(WORK TASK): What is needed here is an exact transcription of all the entries.

*** Opening PROVIDED MATERIAL ***
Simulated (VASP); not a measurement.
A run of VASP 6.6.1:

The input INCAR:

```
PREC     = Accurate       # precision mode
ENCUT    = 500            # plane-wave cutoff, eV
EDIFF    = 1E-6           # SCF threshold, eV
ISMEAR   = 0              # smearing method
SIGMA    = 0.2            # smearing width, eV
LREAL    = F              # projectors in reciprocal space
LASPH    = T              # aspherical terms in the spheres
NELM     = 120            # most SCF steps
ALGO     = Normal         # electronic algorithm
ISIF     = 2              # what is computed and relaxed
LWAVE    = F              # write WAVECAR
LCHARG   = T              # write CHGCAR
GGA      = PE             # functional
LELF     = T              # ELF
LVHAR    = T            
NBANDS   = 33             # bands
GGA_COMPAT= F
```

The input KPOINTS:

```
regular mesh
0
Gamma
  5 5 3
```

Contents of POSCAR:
*** Closing PROVIDED MATERIAL ***

(EXERCISE SOLUTION):
Simulated (VASP); not a measurement.
A run of VASP 6.6.1:

The input INCAR:

```
PREC     = Accurate       # precision mode
ENCUT    = 500            # plane-wave cutoff, eV
EDIFF    = 1E-6           # SCF threshold, eV
ISMEAR   = 0              # smearing method
SIGMA    = 0.2            # smearing width, eV
LREAL    = F              # projectors in reciprocal space
LASPH    = T              # aspherical terms in the spheres
NELM     = 120            # most SCF steps
ALGO     = Normal         # electronic algorithm
ISIF     = 2              # what is computed and relaxed
LWAVE    = F              # write WAVECAR
LCHARG   = T              # write CHGCAR
GGA      = PE             # functional
LELF     = T              # ELF
LVHAR    = T            
NBANDS   = 33             # bands
GGA_COMPAT= F
```

The input KPOINTS:

```
regular mesh
0
Gamma
  5 5 3
```

Contents of POSCAR:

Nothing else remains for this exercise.